▬▬▬

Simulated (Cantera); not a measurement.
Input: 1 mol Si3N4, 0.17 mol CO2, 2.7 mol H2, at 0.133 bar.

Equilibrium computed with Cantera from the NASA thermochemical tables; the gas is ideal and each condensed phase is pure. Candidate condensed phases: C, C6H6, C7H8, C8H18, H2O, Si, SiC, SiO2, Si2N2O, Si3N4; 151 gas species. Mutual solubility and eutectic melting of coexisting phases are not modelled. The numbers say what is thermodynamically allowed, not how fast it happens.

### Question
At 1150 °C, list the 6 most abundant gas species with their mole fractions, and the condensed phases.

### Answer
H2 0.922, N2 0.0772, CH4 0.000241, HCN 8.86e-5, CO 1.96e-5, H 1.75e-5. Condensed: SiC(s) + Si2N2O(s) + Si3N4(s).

▬▬▬

- WORK INSTRUCTION:
Through the line that holds "### Question", repeat the material above exactly, starting at its first line.

- EXERCISE RESPONSE:
Simulated (Cantera); not a measurement.
Input: 1 mol Si3N4, 0.17 mol CO2, 2.7 mol H2, at 0.133 bar.

Equilibrium computed with Cantera from the NASA thermochemical tables; the gas is ideal and each condensed phase is pure. Candidate condensed phases: C, C6H6, C7H8, C8H18, H2O, Si, SiC, SiO2, Si2N2O, Si3N4; 151 gas species. Mutual solubility and eutectic melting of coexisting phases are not modelled. The numbers say what is thermodynamically allowed, not how fast it happens.

### Question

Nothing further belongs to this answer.